Give back the data below exactly, with every line kept the same.

[Start of section]

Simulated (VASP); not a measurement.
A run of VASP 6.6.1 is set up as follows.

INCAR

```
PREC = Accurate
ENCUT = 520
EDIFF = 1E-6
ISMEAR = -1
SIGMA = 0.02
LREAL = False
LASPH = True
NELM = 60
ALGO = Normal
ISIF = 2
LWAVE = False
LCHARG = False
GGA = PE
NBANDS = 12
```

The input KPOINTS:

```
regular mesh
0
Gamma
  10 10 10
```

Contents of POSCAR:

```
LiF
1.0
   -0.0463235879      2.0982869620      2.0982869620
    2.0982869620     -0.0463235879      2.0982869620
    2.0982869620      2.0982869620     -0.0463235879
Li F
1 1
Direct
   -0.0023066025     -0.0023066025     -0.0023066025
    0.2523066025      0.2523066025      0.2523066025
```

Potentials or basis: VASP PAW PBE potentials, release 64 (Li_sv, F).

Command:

[End of section]

Task result ::
Simulated (VASP); not a measurement.
A run of VASP 6.6.1 is set up as follows.

INCAR

```
PREC = Accurate
ENCUT = 520
EDIFF = 1E-6
ISMEAR = -1
SIGMA = 0.02
LREAL = False
LASPH = True
NELM = 60
ALGO = Normal
ISIF = 2
LWAVE = False
LCHARG = False
GGA = PE
NBANDS = 12
```

The input KPOINTS:

```
regular mesh
0
Gamma
  10 10 10
```

Contents of POSCAR:

```
LiF
1.0
   -0.0463235879      2.0982869620      2.0982869620
    2.0982869620     -0.0463235879      2.0982869620
    2.0982869620      2.0982869620     -0.0463235879
Li F
1 1
Direct
   -0.0023066025     -0.0023066025     -0.0023066025
    0.2523066025      0.2523066025      0.2523066025
```

Potentials or basis: VASP PAW PBE potentials, release 64 (Li_sv, F).

Command:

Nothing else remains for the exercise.